*WORK REQUEST*: Repeat the lines below exactly as written, please, from the line with "# One calculation of Ta, two programs" to the line with "Ansatz ran all-electron", both lines included, and no others.

*THE DATA*:
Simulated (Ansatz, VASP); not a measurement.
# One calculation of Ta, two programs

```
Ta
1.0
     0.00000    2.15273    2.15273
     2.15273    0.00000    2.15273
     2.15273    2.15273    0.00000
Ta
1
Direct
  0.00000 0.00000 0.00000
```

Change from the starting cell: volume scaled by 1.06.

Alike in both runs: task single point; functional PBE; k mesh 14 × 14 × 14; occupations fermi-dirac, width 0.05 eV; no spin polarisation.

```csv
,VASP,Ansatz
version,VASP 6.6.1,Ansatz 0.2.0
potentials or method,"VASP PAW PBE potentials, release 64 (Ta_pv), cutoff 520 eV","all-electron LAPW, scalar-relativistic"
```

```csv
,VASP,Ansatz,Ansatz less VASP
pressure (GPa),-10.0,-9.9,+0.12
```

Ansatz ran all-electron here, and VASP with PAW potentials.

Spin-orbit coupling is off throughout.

*EXPECTED ANSWER*:
# One calculation of Ta, two programs

```
Ta
1.0
     0.00000    2.15273    2.15273
     2.15273    0.00000    2.15273
     2.15273    2.15273    0.00000
Ta
1
Direct
  0.00000 0.00000 0.00000
```

Change from the starting cell: volume scaled by 1.06.

Alike in both runs: task single point; functional PBE; k mesh 14 × 14 × 14; occupations fermi-dirac, width 0.05 eV; no spin polarisation.

```csv
,VASP,Ansatz
version,VASP 6.6.1,Ansatz 0.2.0
potentials or method,"VASP PAW PBE potentials, release 64 (Ta_pv), cutoff 520 eV","all-electron LAPW, scalar-relativistic"
```

```csv
,VASP,Ansatz,Ansatz less VASP
pressure (GPa),-10.0,-9.9,+0.12
```

Ansatz ran all-electron here, and VASP with PAW potentials.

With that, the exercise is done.